Retype each entry exactly.

+++ RECORDS PROVIDED +++

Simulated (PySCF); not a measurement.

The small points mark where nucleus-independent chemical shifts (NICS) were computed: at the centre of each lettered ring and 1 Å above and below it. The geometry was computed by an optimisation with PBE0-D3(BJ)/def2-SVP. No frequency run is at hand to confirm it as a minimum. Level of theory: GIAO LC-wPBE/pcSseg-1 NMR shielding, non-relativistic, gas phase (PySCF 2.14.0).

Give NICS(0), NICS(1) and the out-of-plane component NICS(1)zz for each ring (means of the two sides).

+++

RESPONSE ->
Simulated (PySCF); not a measurement.

The small points mark where nucleus-independent chemical shifts (NICS) were computed: at the centre of each lettered ring and 1 Å above and below it. The geometry was computed by an optimisation with PBE0-D3(BJ)/def2-SVP. No frequency run is at hand to confirm it as a minimum. Level of theory: GIAO LC-wPBE/pcSseg-1 NMR shielding, non-relativistic, gas phase (PySCF 2.14.0).

Give NICS(0), NICS(1) and the out-of-plane component NICS(1)zz for each ring (means of the two sides).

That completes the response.